──────────────────────────────
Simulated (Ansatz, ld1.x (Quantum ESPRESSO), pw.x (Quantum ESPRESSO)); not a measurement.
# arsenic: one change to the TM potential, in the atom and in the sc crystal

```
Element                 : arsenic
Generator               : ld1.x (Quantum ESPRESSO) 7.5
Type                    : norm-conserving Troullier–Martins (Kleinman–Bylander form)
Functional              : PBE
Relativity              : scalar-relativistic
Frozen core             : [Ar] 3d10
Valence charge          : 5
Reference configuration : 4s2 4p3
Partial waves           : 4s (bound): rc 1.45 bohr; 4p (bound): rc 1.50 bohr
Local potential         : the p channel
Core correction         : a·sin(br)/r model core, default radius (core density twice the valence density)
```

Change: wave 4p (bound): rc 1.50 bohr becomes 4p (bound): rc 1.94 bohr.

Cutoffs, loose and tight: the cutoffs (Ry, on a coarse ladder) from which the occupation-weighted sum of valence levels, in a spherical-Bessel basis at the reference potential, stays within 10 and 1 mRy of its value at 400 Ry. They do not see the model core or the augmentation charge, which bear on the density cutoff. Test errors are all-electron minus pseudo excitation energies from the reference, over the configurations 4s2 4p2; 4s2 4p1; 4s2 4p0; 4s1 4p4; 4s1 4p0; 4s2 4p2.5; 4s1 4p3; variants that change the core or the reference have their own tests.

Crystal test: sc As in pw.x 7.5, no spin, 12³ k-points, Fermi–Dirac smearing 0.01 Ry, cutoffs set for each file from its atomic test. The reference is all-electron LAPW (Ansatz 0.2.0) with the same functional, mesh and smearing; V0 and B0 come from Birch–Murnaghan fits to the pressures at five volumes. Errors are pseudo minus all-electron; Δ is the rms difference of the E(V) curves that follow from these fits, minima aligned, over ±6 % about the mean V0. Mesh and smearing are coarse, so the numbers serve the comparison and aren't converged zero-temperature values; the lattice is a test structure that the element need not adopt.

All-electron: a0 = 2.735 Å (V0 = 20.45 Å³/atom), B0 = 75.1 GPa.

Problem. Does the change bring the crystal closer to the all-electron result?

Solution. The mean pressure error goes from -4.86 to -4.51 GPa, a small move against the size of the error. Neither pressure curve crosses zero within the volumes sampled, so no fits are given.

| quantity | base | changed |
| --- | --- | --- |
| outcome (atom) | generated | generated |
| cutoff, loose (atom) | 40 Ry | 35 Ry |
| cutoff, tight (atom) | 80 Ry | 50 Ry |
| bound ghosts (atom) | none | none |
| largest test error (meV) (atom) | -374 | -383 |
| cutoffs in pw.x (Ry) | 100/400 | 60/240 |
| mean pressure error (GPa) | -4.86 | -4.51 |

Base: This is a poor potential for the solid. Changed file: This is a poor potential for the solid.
──────────────────────────────

**Activity**
Would you retype the lines above from the one with "generated | generated |" down to the one with "-4.86 | -4.51 |", word for word, both ends included and no other lines?

**Exercise answer**
| outcome (atom) | generated | generated |
| cutoff, loose (atom) | 40 Ry | 35 Ry |
| cutoff, tight (atom) | 80 Ry | 50 Ry |
| bound ghosts (atom) | none | none |
| largest test error (meV) (atom) | -374 | -383 |
| cutoffs in pw.x (Ry) | 100/400 | 60/240 |
| mean pressure error (GPa) | -4.86 | -4.51 |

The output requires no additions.